ACTION ITEM:
Repeat the whole listing exactly as written.

═════ DATA

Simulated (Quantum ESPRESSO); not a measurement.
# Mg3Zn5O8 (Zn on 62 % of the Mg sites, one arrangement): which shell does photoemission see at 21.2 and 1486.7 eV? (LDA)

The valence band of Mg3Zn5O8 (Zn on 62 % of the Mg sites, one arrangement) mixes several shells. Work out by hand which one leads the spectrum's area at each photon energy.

══════════

TASK OUTPUT:
Simulated (Quantum ESPRESSO); not a measurement.
# Mg3Zn5O8 (Zn on 62 % of the Mg sites, one arrangement): which shell does photoemission see at 21.2 and 1486.7 eV? (LDA)

The valence band of Mg3Zn5O8 (Zn on 62 % of the Mg sites, one arrangement) mixes several shells. Work out by hand which one leads the spectrum's area at each photon energy.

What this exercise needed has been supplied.